__Assignment__
Transcribe the records underneath word for word, and leave no line out.

__Data for analysis__
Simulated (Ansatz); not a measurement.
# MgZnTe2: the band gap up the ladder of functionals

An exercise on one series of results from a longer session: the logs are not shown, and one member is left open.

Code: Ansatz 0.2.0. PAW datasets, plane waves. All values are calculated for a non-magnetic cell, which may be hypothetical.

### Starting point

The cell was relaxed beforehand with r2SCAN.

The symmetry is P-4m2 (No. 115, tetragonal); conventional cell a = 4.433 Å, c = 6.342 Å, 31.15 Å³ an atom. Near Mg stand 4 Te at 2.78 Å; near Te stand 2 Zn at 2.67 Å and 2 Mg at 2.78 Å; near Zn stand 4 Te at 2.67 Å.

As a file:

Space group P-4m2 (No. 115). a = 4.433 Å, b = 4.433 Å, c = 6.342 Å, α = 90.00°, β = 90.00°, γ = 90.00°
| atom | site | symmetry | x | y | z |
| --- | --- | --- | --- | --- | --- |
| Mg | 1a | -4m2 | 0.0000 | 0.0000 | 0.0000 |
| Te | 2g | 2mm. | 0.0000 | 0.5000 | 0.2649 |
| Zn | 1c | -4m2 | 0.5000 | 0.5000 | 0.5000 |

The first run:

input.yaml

__Answer area__
Simulated (Ansatz); not a measurement.
# MgZnTe2: the band gap up the ladder of functionals

An exercise on one series of results from a longer session: the logs are not shown, and one member is left open.

Code: Ansatz 0.2.0. PAW datasets, plane waves. All values are calculated for a non-magnetic cell, which may be hypothetical.

### Starting point

The cell was relaxed beforehand with r2SCAN.

The symmetry is P-4m2 (No. 115, tetragonal); conventional cell a = 4.433 Å, c = 6.342 Å, 31.15 Å³ an atom. Near Mg stand 4 Te at 2.78 Å; near Te stand 2 Zn at 2.67 Å and 2 Mg at 2.78 Å; near Zn stand 4 Te at 2.67 Å.

As a file:

Space group P-4m2 (No. 115). a = 4.433 Å, b = 4.433 Å, c = 6.342 Å, α = 90.00°, β = 90.00°, γ = 90.00°
| atom | site | symmetry | x | y | z |
| --- | --- | --- | --- | --- | --- |
| Mg | 1a | -4m2 | 0.0000 | 0.0000 | 0.0000 |
| Te | 2g | 2mm. | 0.0000 | 0.5000 | 0.2649 |
| Zn | 1c | -4m2 | 0.5000 | 0.5000 | 0.5000 |

The first run:

input.yaml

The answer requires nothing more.